** SOURCE DATA **
* * * * *
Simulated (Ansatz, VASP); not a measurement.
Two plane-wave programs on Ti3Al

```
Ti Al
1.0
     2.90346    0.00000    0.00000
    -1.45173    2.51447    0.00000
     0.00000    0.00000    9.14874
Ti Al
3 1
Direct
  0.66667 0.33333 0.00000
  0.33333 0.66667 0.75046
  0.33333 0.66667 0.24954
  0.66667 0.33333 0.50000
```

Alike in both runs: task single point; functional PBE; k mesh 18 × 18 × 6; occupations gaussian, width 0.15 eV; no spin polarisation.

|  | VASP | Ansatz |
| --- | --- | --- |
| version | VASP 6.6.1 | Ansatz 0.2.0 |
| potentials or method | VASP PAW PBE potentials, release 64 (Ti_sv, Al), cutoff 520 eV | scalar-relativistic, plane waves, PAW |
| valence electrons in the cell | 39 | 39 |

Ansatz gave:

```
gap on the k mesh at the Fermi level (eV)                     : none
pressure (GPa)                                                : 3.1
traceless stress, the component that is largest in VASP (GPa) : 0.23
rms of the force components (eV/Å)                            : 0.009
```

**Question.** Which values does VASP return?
* * * * *

** REQUIREMENT **
Copy all of the data above, character for character.

** ANSWER SPACE **
Simulated (Ansatz, VASP); not a measurement.
Two plane-wave programs on Ti3Al

```
Ti Al
1.0
     2.90346    0.00000    0.00000
    -1.45173    2.51447    0.00000
     0.00000    0.00000    9.14874
Ti Al
3 1
Direct
  0.66667 0.33333 0.00000
  0.33333 0.66667 0.75046
  0.33333 0.66667 0.24954
  0.66667 0.33333 0.50000
```

Alike in both runs: task single point; functional PBE; k mesh 18 × 18 × 6; occupations gaussian, width 0.15 eV; no spin polarisation.

|  | VASP | Ansatz |
| --- | --- | --- |
| version | VASP 6.6.1 | Ansatz 0.2.0 |
| potentials or method | VASP PAW PBE potentials, release 64 (Ti_sv, Al), cutoff 520 eV | scalar-relativistic, plane waves, PAW |
| valence electrons in the cell | 39 | 39 |

Ansatz gave:

```
gap on the k mesh at the Fermi level (eV)                     : none
pressure (GPa)                                                : 3.1
traceless stress, the component that is largest in VASP (GPa) : 0.23
rms of the force components (eV/Å)                            : 0.009
```

**Question.** Which values does VASP return?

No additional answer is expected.